========
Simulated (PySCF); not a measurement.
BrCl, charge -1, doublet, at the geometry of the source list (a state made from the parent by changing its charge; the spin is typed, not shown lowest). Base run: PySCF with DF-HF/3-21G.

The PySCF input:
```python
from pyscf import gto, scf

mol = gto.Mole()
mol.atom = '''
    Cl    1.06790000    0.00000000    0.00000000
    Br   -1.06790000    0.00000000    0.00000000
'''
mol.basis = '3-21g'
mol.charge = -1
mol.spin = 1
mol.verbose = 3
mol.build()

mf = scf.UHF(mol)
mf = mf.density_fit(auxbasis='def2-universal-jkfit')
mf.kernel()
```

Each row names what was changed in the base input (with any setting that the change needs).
========

#### [WORK INSTRUCTION]
Please reproduce the entire listing, exactly as shown.

#### [TASK ANSWER]
Simulated (PySCF); not a measurement.
BrCl, charge -1, doublet, at the geometry of the source list (a state made from the parent by changing its charge; the spin is typed, not shown lowest). Base run: PySCF with DF-HF/3-21G.

The PySCF input:
```python
from pyscf import gto, scf

mol = gto.Mole()
mol.atom = '''
    Cl    1.06790000    0.00000000    0.00000000
    Br   -1.06790000    0.00000000    0.00000000
'''
mol.basis = '3-21g'
mol.charge = -1
mol.spin = 1
mol.verbose = 3
mol.build()

mf = scf.UHF(mol)
mf = mf.density_fit(auxbasis='def2-universal-jkfit')
mf.kernel()
```

Each row names what was changed in the base input (with any setting that the change needs).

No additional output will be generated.